## Action item
An exact copy of all the entries below is what this task needs.

## Dataset extract
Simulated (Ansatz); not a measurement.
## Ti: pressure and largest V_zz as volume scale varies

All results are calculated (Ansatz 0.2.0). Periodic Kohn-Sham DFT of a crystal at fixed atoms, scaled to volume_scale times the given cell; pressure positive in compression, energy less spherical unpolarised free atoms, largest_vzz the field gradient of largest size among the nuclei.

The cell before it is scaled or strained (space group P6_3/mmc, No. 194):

## Your solution
Simulated (Ansatz); not a measurement.
## Ti: pressure and largest V_zz as volume scale varies

All results are calculated (Ansatz 0.2.0). Periodic Kohn-Sham DFT of a crystal at fixed atoms, scaled to volume_scale times the given cell; pressure positive in compression, energy less spherical unpolarised free atoms, largest_vzz the field gradient of largest size among the nuclei.

The cell before it is scaled or strained (space group P6_3/mmc, No. 194):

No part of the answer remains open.